========
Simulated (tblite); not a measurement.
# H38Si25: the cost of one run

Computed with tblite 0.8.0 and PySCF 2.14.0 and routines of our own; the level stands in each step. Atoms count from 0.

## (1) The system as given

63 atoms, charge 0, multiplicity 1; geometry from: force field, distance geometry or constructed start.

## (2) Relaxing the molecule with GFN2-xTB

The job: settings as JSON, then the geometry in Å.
========

**BRIEF:** Your task is to reproduce the whole listing exactly.

**RESPONSE BOX:**
Simulated (tblite); not a measurement.
# H38Si25: the cost of one run

Computed with tblite 0.8.0 and PySCF 2.14.0 and routines of our own; the level stands in each step. Atoms count from 0.

## (1) The system as given

63 atoms, charge 0, multiplicity 1; geometry from: force field, distance geometry or constructed start.

## (2) Relaxing the molecule with GFN2-xTB

The job: settings as JSON, then the geometry in Å.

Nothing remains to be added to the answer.